### WORK ORDER
Exactly as they appear, restate the lines of the material, from the first through the one containing "spin–orbit coupling give?".

···

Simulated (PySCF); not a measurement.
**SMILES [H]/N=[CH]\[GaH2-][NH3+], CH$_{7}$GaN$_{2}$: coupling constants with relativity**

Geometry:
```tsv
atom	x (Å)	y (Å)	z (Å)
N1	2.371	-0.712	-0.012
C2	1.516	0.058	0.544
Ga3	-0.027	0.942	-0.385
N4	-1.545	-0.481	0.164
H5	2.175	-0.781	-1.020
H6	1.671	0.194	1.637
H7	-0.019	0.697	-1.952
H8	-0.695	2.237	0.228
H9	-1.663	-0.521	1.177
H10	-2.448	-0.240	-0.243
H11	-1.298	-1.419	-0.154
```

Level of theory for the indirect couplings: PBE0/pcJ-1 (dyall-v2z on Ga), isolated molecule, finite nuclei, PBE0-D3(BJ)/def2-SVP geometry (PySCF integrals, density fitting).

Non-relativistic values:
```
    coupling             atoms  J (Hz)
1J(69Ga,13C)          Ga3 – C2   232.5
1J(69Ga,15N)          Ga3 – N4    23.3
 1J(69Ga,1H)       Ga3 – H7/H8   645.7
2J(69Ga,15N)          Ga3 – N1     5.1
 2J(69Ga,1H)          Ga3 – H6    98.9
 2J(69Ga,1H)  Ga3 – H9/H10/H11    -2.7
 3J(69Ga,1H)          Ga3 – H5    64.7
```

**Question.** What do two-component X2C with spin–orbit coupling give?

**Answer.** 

···

### ANSWER BOX
Simulated (PySCF); not a measurement.
**SMILES [H]/N=[CH]\[GaH2-][NH3+], CH$_{7}$GaN$_{2}$: coupling constants with relativity**

Geometry:
```tsv
atom	x (Å)	y (Å)	z (Å)
N1	2.371	-0.712	-0.012
C2	1.516	0.058	0.544
Ga3	-0.027	0.942	-0.385
N4	-1.545	-0.481	0.164
H5	2.175	-0.781	-1.020
H6	1.671	0.194	1.637
H7	-0.019	0.697	-1.952
H8	-0.695	2.237	0.228
H9	-1.663	-0.521	1.177
H10	-2.448	-0.240	-0.243
H11	-1.298	-1.419	-0.154
```

Level of theory for the indirect couplings: PBE0/pcJ-1 (dyall-v2z on Ga), isolated molecule, finite nuclei, PBE0-D3(BJ)/def2-SVP geometry (PySCF integrals, density fitting).

Non-relativistic values:
```
    coupling             atoms  J (Hz)
1J(69Ga,13C)          Ga3 – C2   232.5
1J(69Ga,15N)          Ga3 – N4    23.3
 1J(69Ga,1H)       Ga3 – H7/H8   645.7
2J(69Ga,15N)          Ga3 – N1     5.1
 2J(69Ga,1H)          Ga3 – H6    98.9
 2J(69Ga,1H)  Ga3 – H9/H10/H11    -2.7
 3J(69Ga,1H)          Ga3 – H5    64.7
```

**Question.** What do two-component X2C with spin–orbit coupling give?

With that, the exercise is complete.